Record excerpts:
==========

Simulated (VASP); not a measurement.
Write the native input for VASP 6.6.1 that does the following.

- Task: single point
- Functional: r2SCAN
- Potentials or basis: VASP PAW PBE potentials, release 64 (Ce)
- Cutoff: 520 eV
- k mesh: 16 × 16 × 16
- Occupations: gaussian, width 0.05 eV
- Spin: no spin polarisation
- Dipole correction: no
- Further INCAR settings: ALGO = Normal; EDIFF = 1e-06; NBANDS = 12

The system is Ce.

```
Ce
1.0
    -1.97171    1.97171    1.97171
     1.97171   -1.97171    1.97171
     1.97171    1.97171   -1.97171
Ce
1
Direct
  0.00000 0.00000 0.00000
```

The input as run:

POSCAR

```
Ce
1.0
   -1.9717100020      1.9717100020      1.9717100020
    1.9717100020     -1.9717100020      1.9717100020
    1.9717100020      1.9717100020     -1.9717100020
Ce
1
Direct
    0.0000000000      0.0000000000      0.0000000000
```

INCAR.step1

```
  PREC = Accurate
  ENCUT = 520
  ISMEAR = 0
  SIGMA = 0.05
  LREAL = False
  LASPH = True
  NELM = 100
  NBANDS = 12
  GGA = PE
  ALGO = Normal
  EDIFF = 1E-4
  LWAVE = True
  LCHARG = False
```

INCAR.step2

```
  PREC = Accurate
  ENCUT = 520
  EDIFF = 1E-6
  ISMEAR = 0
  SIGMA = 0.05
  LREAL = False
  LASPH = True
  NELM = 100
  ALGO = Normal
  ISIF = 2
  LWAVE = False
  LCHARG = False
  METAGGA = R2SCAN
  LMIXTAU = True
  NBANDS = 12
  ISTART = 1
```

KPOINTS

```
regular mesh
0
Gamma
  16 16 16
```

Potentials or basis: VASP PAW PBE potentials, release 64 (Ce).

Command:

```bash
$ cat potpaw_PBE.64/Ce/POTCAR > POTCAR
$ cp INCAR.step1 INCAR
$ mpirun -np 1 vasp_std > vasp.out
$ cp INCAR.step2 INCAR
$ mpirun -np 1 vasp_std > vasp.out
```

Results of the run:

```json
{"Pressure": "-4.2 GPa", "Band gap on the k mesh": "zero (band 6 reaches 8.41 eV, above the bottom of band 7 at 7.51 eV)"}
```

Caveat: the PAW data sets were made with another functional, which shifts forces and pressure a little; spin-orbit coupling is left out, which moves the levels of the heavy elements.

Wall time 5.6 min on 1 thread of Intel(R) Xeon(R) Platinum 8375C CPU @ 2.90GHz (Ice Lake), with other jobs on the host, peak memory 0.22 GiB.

==========

Work request:
What should be returned is the run of lines from the first line of the material through the line containing "Caveat: the PAW", exact and inclusive, and nothing else.

Solution:
Simulated (VASP); not a measurement.
Write the native input for VASP 6.6.1 that does the following.

- Task: single point
- Functional: r2SCAN
- Potentials or basis: VASP PAW PBE potentials, release 64 (Ce)
- Cutoff: 520 eV
- k mesh: 16 × 16 × 16
- Occupations: gaussian, width 0.05 eV
- Spin: no spin polarisation
- Dipole correction: no
- Further INCAR settings: ALGO = Normal; EDIFF = 1e-06; NBANDS = 12

The system is Ce.

```
Ce
1.0
    -1.97171    1.97171    1.97171
     1.97171   -1.97171    1.97171
     1.97171    1.97171   -1.97171
Ce
1
Direct
  0.00000 0.00000 0.00000
```

The input as run:

POSCAR

```
Ce
1.0
   -1.9717100020      1.9717100020      1.9717100020
    1.9717100020     -1.9717100020      1.9717100020
    1.9717100020      1.9717100020     -1.9717100020
Ce
1
Direct
    0.0000000000      0.0000000000      0.0000000000
```

INCAR.step1

```
  PREC = Accurate
  ENCUT = 520
  ISMEAR = 0
  SIGMA = 0.05
  LREAL = False
  LASPH = True
  NELM = 100
  NBANDS = 12
  GGA = PE
  ALGO = Normal
  EDIFF = 1E-4
  LWAVE = True
  LCHARG = False
```

INCAR.step2

```
  PREC = Accurate
  ENCUT = 520
  EDIFF = 1E-6
  ISMEAR = 0
  SIGMA = 0.05
  LREAL = False
  LASPH = True
  NELM = 100
  ALGO = Normal
  ISIF = 2
  LWAVE = False
  LCHARG = False
  METAGGA = R2SCAN
  LMIXTAU = True
  NBANDS = 12
  ISTART = 1
```

KPOINTS

```
regular mesh
0
Gamma
  16 16 16
```

Potentials or basis: VASP PAW PBE potentials, release 64 (Ce).

Command:

```bash
$ cat potpaw_PBE.64/Ce/POTCAR > POTCAR
$ cp INCAR.step1 INCAR
$ mpirun -np 1 vasp_std > vasp.out
$ cp INCAR.step2 INCAR
$ mpirun -np 1 vasp_std > vasp.out
```

Results of the run:

```json
{"Pressure": "-4.2 GPa", "Band gap on the k mesh": "zero (band 6 reaches 8.41 eV, above the bottom of band 7 at 7.51 eV)"}
```

Caveat: the PAW data sets were made with another functional, which shifts forces and pressure a little; spin-orbit coupling is left out, which moves the levels of the heavy elements.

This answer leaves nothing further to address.